## Action item
Once the line containing "-19.2 | -0.26 |" has been copied, stop; copy every line before it exactly, beginning with the first line of the material below.

--

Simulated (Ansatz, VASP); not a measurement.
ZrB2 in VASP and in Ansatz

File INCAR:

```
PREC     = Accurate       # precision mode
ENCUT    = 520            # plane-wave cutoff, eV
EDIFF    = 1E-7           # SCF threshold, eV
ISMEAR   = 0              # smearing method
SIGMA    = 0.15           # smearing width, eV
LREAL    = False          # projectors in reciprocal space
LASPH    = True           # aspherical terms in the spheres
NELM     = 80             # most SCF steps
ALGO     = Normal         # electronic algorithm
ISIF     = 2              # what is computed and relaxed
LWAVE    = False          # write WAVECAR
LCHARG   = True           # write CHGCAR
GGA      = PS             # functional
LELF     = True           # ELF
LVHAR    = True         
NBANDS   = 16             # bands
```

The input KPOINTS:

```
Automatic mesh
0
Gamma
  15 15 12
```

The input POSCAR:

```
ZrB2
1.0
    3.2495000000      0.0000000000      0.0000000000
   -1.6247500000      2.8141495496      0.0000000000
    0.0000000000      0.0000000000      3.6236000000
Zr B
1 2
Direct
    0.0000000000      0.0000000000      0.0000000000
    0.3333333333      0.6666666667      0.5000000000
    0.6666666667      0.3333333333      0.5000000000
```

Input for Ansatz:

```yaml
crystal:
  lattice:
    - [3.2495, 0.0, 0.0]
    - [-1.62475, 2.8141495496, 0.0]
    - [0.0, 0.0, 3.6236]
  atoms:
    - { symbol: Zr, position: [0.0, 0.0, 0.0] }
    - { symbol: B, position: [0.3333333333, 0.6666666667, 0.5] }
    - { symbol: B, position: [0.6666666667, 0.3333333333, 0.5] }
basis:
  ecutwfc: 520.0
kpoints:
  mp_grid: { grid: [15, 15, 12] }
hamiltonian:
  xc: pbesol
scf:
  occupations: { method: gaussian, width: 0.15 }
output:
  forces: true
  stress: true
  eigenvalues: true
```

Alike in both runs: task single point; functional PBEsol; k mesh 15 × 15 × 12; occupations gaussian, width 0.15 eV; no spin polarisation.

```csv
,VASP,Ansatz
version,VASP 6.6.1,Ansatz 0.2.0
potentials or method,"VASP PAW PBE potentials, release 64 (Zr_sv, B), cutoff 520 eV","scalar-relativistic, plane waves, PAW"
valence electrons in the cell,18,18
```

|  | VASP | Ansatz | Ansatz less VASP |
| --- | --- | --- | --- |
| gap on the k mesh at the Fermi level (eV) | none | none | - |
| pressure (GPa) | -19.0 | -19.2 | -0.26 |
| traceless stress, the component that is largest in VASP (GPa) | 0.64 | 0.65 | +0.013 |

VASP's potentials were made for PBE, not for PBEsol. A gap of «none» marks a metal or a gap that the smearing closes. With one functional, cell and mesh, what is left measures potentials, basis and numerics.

--

## Task result
Simulated (Ansatz, VASP); not a measurement.
ZrB2 in VASP and in Ansatz

File INCAR:

```
PREC     = Accurate       # precision mode
ENCUT    = 520            # plane-wave cutoff, eV
EDIFF    = 1E-7           # SCF threshold, eV
ISMEAR   = 0              # smearing method
SIGMA    = 0.15           # smearing width, eV
LREAL    = False          # projectors in reciprocal space
LASPH    = True           # aspherical terms in the spheres
NELM     = 80             # most SCF steps
ALGO     = Normal         # electronic algorithm
ISIF     = 2              # what is computed and relaxed
LWAVE    = False          # write WAVECAR
LCHARG   = True           # write CHGCAR
GGA      = PS             # functional
LELF     = True           # ELF
LVHAR    = True         
NBANDS   = 16             # bands
```

The input KPOINTS:

```
Automatic mesh
0
Gamma
  15 15 12
```

The input POSCAR:

```
ZrB2
1.0
    3.2495000000      0.0000000000      0.0000000000
   -1.6247500000      2.8141495496      0.0000000000
    0.0000000000      0.0000000000      3.6236000000
Zr B
1 2
Direct
    0.0000000000      0.0000000000      0.0000000000
    0.3333333333      0.6666666667      0.5000000000
    0.6666666667      0.3333333333      0.5000000000
```

Input for Ansatz:

```yaml
crystal:
  lattice:
    - [3.2495, 0.0, 0.0]
    - [-1.62475, 2.8141495496, 0.0]
    - [0.0, 0.0, 3.6236]
  atoms:
    - { symbol: Zr, position: [0.0, 0.0, 0.0] }
    - { symbol: B, position: [0.3333333333, 0.6666666667, 0.5] }
    - { symbol: B, position: [0.6666666667, 0.3333333333, 0.5] }
basis:
  ecutwfc: 520.0
kpoints:
  mp_grid: { grid: [15, 15, 12] }
hamiltonian:
  xc: pbesol
scf:
  occupations: { method: gaussian, width: 0.15 }
output:
  forces: true
  stress: true
  eigenvalues: true
```

Alike in both runs: task single point; functional PBEsol; k mesh 15 × 15 × 12; occupations gaussian, width 0.15 eV; no spin polarisation.

```csv
,VASP,Ansatz
version,VASP 6.6.1,Ansatz 0.2.0
potentials or method,"VASP PAW PBE potentials, release 64 (Zr_sv, B), cutoff 520 eV","scalar-relativistic, plane waves, PAW"
valence electrons in the cell,18,18
```

|  | VASP | Ansatz | Ansatz less VASP |
| --- | --- | --- | --- |
| gap on the k mesh at the Fermi level (eV) | none | none | - |
| pressure (GPa) | -19.0 | -19.2 | -0.26 |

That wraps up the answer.